» **RECORD EXTRACTS**:
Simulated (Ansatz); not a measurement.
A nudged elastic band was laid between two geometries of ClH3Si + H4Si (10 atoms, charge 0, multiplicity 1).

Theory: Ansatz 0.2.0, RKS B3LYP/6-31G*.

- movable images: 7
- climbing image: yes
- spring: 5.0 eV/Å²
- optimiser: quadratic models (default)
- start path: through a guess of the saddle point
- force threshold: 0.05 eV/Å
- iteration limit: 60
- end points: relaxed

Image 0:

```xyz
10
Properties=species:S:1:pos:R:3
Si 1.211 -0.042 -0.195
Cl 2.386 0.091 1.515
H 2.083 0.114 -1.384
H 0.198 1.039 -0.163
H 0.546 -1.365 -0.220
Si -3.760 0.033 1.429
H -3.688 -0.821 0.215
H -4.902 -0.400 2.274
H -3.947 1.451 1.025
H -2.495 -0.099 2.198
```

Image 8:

» **BRIEF**: Retype the data shown above so that each line matches the original.

» **TASK SOLUTION**:
Simulated (Ansatz); not a measurement.
A nudged elastic band was laid between two geometries of ClH3Si + H4Si (10 atoms, charge 0, multiplicity 1).

Theory: Ansatz 0.2.0, RKS B3LYP/6-31G*.

- movable images: 7
- climbing image: yes
- spring: 5.0 eV/Å²
- optimiser: quadratic models (default)
- start path: through a guess of the saddle point
- force threshold: 0.05 eV/Å
- iteration limit: 60
- end points: relaxed

Image 0:

```xyz
10
Properties=species:S:1:pos:R:3
Si 1.211 -0.042 -0.195
Cl 2.386 0.091 1.515
H 2.083 0.114 -1.384
H 0.198 1.039 -0.163
H 0.546 -1.365 -0.220
Si -3.760 0.033 1.429
H -3.688 -0.821 0.215
H -4.902 -0.400 2.274
H -3.947 1.451 1.025
H -2.495 -0.099 2.198
```

Image 8:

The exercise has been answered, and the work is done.